::::::::::

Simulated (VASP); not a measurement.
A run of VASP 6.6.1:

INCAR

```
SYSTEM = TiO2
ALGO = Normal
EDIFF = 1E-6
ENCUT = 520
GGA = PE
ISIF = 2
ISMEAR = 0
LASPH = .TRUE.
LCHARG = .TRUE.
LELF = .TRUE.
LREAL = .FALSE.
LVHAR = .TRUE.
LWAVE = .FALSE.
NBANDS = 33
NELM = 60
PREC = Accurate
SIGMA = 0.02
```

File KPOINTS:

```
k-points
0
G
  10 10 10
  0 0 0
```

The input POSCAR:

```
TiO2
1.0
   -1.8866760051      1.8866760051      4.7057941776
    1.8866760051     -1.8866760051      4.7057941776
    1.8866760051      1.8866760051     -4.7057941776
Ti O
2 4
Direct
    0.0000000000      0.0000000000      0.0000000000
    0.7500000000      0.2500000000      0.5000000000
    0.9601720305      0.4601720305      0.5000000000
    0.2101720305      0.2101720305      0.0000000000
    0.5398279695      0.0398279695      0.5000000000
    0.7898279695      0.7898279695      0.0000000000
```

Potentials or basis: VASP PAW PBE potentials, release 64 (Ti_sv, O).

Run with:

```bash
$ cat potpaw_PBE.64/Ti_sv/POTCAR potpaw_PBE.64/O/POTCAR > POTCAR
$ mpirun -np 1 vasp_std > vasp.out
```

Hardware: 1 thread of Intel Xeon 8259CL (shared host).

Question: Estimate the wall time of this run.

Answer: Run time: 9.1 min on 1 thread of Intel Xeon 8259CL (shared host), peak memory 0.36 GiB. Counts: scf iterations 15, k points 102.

::::::::::

**Required action**
Write out only the lines from the very start of the entries above to the line that includes "Question: Estimate the wall time of this run.", both ends included, each one unchanged.

**Task result**
Simulated (VASP); not a measurement.
A run of VASP 6.6.1:

INCAR

```
SYSTEM = TiO2
ALGO = Normal
EDIFF = 1E-6
ENCUT = 520
GGA = PE
ISIF = 2
ISMEAR = 0
LASPH = .TRUE.
LCHARG = .TRUE.
LELF = .TRUE.
LREAL = .FALSE.
LVHAR = .TRUE.
LWAVE = .FALSE.
NBANDS = 33
NELM = 60
PREC = Accurate
SIGMA = 0.02
```

File KPOINTS:

```
k-points
0
G
  10 10 10
  0 0 0
```

The input POSCAR:

```
TiO2
1.0
   -1.8866760051      1.8866760051      4.7057941776
    1.8866760051     -1.8866760051      4.7057941776
    1.8866760051      1.8866760051     -4.7057941776
Ti O
2 4
Direct
    0.0000000000      0.0000000000      0.0000000000
    0.7500000000      0.2500000000      0.5000000000
    0.9601720305      0.4601720305      0.5000000000
    0.2101720305      0.2101720305      0.0000000000
    0.5398279695      0.0398279695      0.5000000000
    0.7898279695      0.7898279695      0.0000000000
```

Potentials or basis: VASP PAW PBE potentials, release 64 (Ti_sv, O).

Run with:

```bash
$ cat potpaw_PBE.64/Ti_sv/POTCAR potpaw_PBE.64/O/POTCAR > POTCAR
$ mpirun -np 1 vasp_std > vasp.out
```

Hardware: 1 thread of Intel Xeon 8259CL (shared host).

Question: Estimate the wall time of this run.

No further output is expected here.